Start of SOURCE DATA

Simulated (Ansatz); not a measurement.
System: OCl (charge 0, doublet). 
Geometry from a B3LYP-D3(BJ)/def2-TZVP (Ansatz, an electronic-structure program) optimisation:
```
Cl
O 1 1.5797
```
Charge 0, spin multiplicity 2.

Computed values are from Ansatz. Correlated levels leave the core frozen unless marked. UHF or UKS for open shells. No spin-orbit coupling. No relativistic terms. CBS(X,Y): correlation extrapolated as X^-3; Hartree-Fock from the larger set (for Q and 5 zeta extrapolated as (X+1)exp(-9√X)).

End of SOURCE DATA

* _ACTION ITEM_
Which lines run from the one holding "System: OCl (charge 0, doublet)." through the one holding "Charge 0, spin multiplicity 2." in the records above? Repeat them exactly, both included, and nothing more.

* _TASK ANSWER_
System: OCl (charge 0, doublet). 
Geometry from a B3LYP-D3(BJ)/def2-TZVP (Ansatz, an electronic-structure program) optimisation:
```
Cl
O 1 1.5797
```
Charge 0, spin multiplicity 2.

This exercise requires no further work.